[Exercise] Could you repeat all of the entries below, character for character?

________________________________________

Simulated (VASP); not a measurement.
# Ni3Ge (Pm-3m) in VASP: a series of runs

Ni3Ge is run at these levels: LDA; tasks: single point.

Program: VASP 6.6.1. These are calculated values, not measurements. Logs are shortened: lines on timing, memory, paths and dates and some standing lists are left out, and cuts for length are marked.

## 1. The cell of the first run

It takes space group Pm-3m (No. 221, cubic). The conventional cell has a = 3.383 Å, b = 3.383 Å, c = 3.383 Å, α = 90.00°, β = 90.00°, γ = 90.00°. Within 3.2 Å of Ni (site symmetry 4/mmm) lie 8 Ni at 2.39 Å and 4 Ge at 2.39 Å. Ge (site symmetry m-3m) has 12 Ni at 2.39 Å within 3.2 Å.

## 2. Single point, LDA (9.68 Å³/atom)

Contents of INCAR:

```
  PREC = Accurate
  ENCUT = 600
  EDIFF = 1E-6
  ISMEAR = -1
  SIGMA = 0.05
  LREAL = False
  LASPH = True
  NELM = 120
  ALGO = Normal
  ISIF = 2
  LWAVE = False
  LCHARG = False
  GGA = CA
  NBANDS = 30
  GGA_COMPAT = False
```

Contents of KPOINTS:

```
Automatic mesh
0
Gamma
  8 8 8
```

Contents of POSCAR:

________________________________________

[Answer box]
Simulated (VASP); not a measurement.
# Ni3Ge (Pm-3m) in VASP: a series of runs

Ni3Ge is run at these levels: LDA; tasks: single point.

Program: VASP 6.6.1. These are calculated values, not measurements. Logs are shortened: lines on timing, memory, paths and dates and some standing lists are left out, and cuts for length are marked.

## 1. The cell of the first run

It takes space group Pm-3m (No. 221, cubic). The conventional cell has a = 3.383 Å, b = 3.383 Å, c = 3.383 Å, α = 90.00°, β = 90.00°, γ = 90.00°. Within 3.2 Å of Ni (site symmetry 4/mmm) lie 8 Ni at 2.39 Å and 4 Ge at 2.39 Å. Ge (site symmetry m-3m) has 12 Ni at 2.39 Å within 3.2 Å.

## 2. Single point, LDA (9.68 Å³/atom)

Contents of INCAR:

```
  PREC = Accurate
  ENCUT = 600
  EDIFF = 1E-6
  ISMEAR = -1
  SIGMA = 0.05
  LREAL = False
  LASPH = True
  NELM = 120
  ALGO = Normal
  ISIF = 2
  LWAVE = False
  LCHARG = False
  GGA = CA
  NBANDS = 30
  GGA_COMPAT = False
```

Contents of KPOINTS:

```
Automatic mesh
0
Gamma
  8 8 8
```

Contents of POSCAR:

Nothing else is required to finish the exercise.